:::::

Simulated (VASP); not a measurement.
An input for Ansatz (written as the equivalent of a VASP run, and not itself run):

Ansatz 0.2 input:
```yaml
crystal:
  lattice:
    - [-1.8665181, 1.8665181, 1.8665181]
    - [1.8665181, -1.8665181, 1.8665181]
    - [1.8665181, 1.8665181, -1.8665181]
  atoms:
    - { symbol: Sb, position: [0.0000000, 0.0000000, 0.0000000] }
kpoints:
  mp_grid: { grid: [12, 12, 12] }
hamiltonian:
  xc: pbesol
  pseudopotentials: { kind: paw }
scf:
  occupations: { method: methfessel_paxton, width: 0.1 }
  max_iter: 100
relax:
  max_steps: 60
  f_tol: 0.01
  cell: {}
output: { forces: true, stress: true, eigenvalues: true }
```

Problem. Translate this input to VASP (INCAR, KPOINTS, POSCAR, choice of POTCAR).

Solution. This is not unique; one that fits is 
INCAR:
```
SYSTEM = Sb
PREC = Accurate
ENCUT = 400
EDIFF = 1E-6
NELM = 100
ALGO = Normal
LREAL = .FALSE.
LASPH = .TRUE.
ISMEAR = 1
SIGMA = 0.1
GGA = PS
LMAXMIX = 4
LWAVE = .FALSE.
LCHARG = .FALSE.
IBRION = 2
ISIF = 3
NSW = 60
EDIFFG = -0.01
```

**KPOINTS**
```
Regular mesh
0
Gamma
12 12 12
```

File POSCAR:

:::::

_WORK REQUEST_. Would you write out the whole listing word for word?

_RESPONSE AREA_.
Simulated (VASP); not a measurement.
An input for Ansatz (written as the equivalent of a VASP run, and not itself run):

Ansatz 0.2 input:
```yaml
crystal:
  lattice:
    - [-1.8665181, 1.8665181, 1.8665181]
    - [1.8665181, -1.8665181, 1.8665181]
    - [1.8665181, 1.8665181, -1.8665181]
  atoms:
    - { symbol: Sb, position: [0.0000000, 0.0000000, 0.0000000] }
kpoints:
  mp_grid: { grid: [12, 12, 12] }
hamiltonian:
  xc: pbesol
  pseudopotentials: { kind: paw }
scf:
  occupations: { method: methfessel_paxton, width: 0.1 }
  max_iter: 100
relax:
  max_steps: 60
  f_tol: 0.01
  cell: {}
output: { forces: true, stress: true, eigenvalues: true }
```

Problem. Translate this input to VASP (INCAR, KPOINTS, POSCAR, choice of POTCAR).

Solution. This is not unique; one that fits is 
INCAR:
```
SYSTEM = Sb
PREC = Accurate
ENCUT = 400
EDIFF = 1E-6
NELM = 100
ALGO = Normal
LREAL = .FALSE.
LASPH = .TRUE.
ISMEAR = 1
SIGMA = 0.1
GGA = PS
LMAXMIX = 4
LWAVE = .FALSE.
LCHARG = .FALSE.
IBRION = 2
ISIF = 3
NSW = 60
EDIFFG = -0.01
```

**KPOINTS**
```
Regular mesh
0
Gamma
12 12 12
```

File POSCAR:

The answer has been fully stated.